■ **Extracted material**:
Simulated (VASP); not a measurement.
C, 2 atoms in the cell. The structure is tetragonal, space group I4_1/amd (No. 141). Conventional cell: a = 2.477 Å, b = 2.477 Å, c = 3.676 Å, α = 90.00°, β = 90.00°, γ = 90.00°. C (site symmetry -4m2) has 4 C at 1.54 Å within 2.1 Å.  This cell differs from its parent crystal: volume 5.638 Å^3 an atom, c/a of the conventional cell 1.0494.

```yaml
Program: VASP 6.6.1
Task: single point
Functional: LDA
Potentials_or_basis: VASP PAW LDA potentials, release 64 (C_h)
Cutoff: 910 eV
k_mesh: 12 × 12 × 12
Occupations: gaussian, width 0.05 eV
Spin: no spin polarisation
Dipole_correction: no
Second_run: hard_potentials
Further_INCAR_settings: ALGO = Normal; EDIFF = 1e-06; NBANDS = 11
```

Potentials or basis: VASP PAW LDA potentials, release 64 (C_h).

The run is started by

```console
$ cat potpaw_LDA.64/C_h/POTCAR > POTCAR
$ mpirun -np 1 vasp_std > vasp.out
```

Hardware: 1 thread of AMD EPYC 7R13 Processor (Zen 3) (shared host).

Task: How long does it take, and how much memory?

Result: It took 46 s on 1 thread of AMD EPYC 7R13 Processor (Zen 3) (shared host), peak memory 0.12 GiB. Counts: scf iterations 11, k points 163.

■ **Activity**: Up to and including the line with "Task: How long", print every line of the material above, starting from its first line, exactly.

■ **Solution**:
Simulated (VASP); not a measurement.
C, 2 atoms in the cell. The structure is tetragonal, space group I4_1/amd (No. 141). Conventional cell: a = 2.477 Å, b = 2.477 Å, c = 3.676 Å, α = 90.00°, β = 90.00°, γ = 90.00°. C (site symmetry -4m2) has 4 C at 1.54 Å within 2.1 Å.  This cell differs from its parent crystal: volume 5.638 Å^3 an atom, c/a of the conventional cell 1.0494.

```yaml
Program: VASP 6.6.1
Task: single point
Functional: LDA
Potentials_or_basis: VASP PAW LDA potentials, release 64 (C_h)
Cutoff: 910 eV
k_mesh: 12 × 12 × 12
Occupations: gaussian, width 0.05 eV
Spin: no spin polarisation
Dipole_correction: no
Second_run: hard_potentials
Further_INCAR_settings: ALGO = Normal; EDIFF = 1e-06; NBANDS = 11
```

Potentials or basis: VASP PAW LDA potentials, release 64 (C_h).

The run is started by

```console
$ cat potpaw_LDA.64/C_h/POTCAR > POTCAR
$ mpirun -np 1 vasp_std > vasp.out
```

Hardware: 1 thread of AMD EPYC 7R13 Processor (Zen 3) (shared host).

Task: How long does it take, and how much memory?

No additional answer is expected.